──────────────────────────────

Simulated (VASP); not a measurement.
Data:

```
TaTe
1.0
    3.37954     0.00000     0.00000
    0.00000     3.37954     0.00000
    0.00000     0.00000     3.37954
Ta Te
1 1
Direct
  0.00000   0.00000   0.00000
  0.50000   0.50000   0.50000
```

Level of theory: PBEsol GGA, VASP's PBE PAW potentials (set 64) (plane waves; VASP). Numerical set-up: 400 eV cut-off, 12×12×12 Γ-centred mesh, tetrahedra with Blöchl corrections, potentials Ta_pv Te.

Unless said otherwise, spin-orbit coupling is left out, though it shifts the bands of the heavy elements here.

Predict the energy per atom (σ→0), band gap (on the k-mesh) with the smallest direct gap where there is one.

──────────────────────────────

◆ **REQUIRED ACTION**: The complete listing must be printed again exactly as given.

◆ **TASK ANSWER**:
Simulated (VASP); not a measurement.
Data:

```
TaTe
1.0
    3.37954     0.00000     0.00000
    0.00000     3.37954     0.00000
    0.00000     0.00000     3.37954
Ta Te
1 1
Direct
  0.00000   0.00000   0.00000
  0.50000   0.50000   0.50000
```

Level of theory: PBEsol GGA, VASP's PBE PAW potentials (set 64) (plane waves; VASP). Numerical set-up: 400 eV cut-off, 12×12×12 Γ-centred mesh, tetrahedra with Blöchl corrections, potentials Ta_pv Te.

Unless said otherwise, spin-orbit coupling is left out, though it shifts the bands of the heavy elements here.

Predict the energy per atom (σ→0), band gap (on the k-mesh) with the smallest direct gap where there is one.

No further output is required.